§ WORK ORDER:
Each line of the entries, from the first to the line containing "13.6, 3.4, 0.0, 2.4, 9.7", is to be transcribed exactly as it stands; include no other lines.

Segment Open

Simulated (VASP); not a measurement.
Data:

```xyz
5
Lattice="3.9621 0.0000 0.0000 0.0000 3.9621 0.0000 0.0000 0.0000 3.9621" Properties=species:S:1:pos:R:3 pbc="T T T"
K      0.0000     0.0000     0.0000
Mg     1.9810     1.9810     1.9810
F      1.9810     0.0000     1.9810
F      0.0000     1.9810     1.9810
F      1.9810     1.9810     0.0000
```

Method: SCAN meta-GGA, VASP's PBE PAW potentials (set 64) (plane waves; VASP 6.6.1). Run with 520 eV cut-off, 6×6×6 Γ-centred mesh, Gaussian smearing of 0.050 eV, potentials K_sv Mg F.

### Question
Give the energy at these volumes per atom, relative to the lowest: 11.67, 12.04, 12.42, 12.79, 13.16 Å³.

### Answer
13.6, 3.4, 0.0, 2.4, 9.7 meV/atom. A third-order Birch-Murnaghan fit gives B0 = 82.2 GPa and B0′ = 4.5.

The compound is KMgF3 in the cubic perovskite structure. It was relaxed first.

Segment Closed

§ ANSWER SECTION:
Simulated (VASP); not a measurement.
Data:

```xyz
5
Lattice="3.9621 0.0000 0.0000 0.0000 3.9621 0.0000 0.0000 0.0000 3.9621" Properties=species:S:1:pos:R:3 pbc="T T T"
K      0.0000     0.0000     0.0000
Mg     1.9810     1.9810     1.9810
F      1.9810     0.0000     1.9810
F      0.0000     1.9810     1.9810
F      1.9810     1.9810     0.0000
```

Method: SCAN meta-GGA, VASP's PBE PAW potentials (set 64) (plane waves; VASP 6.6.1). Run with 520 eV cut-off, 6×6×6 Γ-centred mesh, Gaussian smearing of 0.050 eV, potentials K_sv Mg F.

### Question
Give the energy at these volumes per atom, relative to the lowest: 11.67, 12.04, 12.42, 12.79, 13.16 Å³.

### Answer
13.6, 3.4, 0.0, 2.4, 9.7 meV/atom. A third-order Birch-Murnaghan fit gives B0 = 82.2 GPa and B0′ = 4.5.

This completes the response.